REQUIRED ACTION: The lines from the top of the records below through the one containing "(C) Cl[SiH2]N[SiH](Cl)Cl" are to be transcribed exactly, and nothing else is to be added.

DATA UNDER STUDY:
########################################

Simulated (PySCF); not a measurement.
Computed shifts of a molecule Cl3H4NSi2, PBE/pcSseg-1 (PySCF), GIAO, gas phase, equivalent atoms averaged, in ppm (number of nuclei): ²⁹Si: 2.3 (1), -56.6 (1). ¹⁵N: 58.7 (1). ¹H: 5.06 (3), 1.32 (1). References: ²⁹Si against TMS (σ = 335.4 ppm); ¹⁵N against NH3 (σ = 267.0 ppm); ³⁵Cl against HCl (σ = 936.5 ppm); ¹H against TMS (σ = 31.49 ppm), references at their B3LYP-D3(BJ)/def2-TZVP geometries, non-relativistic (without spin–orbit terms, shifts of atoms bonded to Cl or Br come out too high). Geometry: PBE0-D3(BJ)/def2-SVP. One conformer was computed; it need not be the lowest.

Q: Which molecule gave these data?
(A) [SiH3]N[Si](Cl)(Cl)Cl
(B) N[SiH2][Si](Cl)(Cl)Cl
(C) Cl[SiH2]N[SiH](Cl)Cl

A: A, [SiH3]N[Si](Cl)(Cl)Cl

########################################

RESULT:
Simulated (PySCF); not a measurement.
Computed shifts of a molecule Cl3H4NSi2, PBE/pcSseg-1 (PySCF), GIAO, gas phase, equivalent atoms averaged, in ppm (number of nuclei): ²⁹Si: 2.3 (1), -56.6 (1). ¹⁵N: 58.7 (1). ¹H: 5.06 (3), 1.32 (1). References: ²⁹Si against TMS (σ = 335.4 ppm); ¹⁵N against NH3 (σ = 267.0 ppm); ³⁵Cl against HCl (σ = 936.5 ppm); ¹H against TMS (σ = 31.49 ppm), references at their B3LYP-D3(BJ)/def2-TZVP geometries, non-relativistic (without spin–orbit terms, shifts of atoms bonded to Cl or Br come out too high). Geometry: PBE0-D3(BJ)/def2-SVP. One conformer was computed; it need not be the lowest.

Q: Which molecule gave these data?
(A) [SiH3]N[Si](Cl)(Cl)Cl
(B) N[SiH2][Si](Cl)(Cl)Cl
(C) Cl[SiH2]N[SiH](Cl)Cl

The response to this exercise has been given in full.